____ Record extracts
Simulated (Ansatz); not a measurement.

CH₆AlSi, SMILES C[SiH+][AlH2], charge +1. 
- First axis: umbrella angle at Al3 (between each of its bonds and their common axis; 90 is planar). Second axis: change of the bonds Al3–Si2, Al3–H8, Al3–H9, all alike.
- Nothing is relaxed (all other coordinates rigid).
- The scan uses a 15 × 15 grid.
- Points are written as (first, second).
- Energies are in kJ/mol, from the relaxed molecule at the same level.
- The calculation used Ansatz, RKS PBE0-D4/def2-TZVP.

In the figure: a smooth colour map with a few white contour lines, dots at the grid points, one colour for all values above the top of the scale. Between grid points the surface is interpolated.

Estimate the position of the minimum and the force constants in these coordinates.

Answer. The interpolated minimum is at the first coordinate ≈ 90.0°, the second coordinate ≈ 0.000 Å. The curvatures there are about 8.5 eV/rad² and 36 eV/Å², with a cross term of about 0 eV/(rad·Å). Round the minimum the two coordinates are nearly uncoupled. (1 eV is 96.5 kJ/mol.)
________

▶ Work instruction: Your task is to repeat the records exactly. Begin at their first line and stop after the line containing "Estimate the position".

▶ Written solution:
Simulated (Ansatz); not a measurement.

CH₆AlSi, SMILES C[SiH+][AlH2], charge +1. 
- First axis: umbrella angle at Al3 (between each of its bonds and their common axis; 90 is planar). Second axis: change of the bonds Al3–Si2, Al3–H8, Al3–H9, all alike.
- Nothing is relaxed (all other coordinates rigid).
- The scan uses a 15 × 15 grid.
- Points are written as (first, second).
- Energies are in kJ/mol, from the relaxed molecule at the same level.
- The calculation used Ansatz, RKS PBE0-D4/def2-TZVP.

In the figure: a smooth colour map with a few white contour lines, dots at the grid points, one colour for all values above the top of the scale. Between grid points the surface is interpolated.

Estimate the position of the minimum and the force constants in these coordinates.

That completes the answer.